· · ·
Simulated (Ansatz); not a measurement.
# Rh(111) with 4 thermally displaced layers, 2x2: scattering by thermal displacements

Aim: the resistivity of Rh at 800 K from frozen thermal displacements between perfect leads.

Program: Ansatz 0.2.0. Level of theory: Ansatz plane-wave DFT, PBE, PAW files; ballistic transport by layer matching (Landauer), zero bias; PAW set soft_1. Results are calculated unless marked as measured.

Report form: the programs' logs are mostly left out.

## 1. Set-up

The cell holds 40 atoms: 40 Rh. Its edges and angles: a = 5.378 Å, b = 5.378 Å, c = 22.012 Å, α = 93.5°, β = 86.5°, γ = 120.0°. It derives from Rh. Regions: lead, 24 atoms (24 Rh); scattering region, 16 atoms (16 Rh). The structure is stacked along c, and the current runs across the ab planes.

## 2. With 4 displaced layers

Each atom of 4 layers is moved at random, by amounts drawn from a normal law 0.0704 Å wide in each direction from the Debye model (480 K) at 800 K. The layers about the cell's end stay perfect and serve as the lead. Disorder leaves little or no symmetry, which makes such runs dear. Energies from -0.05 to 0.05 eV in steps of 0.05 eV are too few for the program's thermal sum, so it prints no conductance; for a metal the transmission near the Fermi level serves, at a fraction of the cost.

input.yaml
· · ·

Find the line with "## 1. Set-up" in the entries above. Retype it and each line after it, exactly, through the line with "Each atom of", and stop there.

## ANSWER SPACE
## 1. Set-up

The cell holds 40 atoms: 40 Rh. Its edges and angles: a = 5.378 Å, b = 5.378 Å, c = 22.012 Å, α = 93.5°, β = 86.5°, γ = 120.0°. It derives from Rh. Regions: lead, 24 atoms (24 Rh); scattering region, 16 atoms (16 Rh). The structure is stacked along c, and the current runs across the ab planes.

## 2. With 4 displaced layers

Each atom of 4 layers is moved at random, by amounts drawn from a normal law 0.0704 Å wide in each direction from the Debye model (480 K) at 800 K. The layers about the cell's end stay perfect and serve as the lead. Disorder leaves little or no symmetry, which makes such runs dear. Energies from -0.05 to 0.05 eV in steps of 0.05 eV are too few for the program's thermal sum, so it prints no conductance; for a metal the transmission near the Fermi level serves, at a fraction of the cost.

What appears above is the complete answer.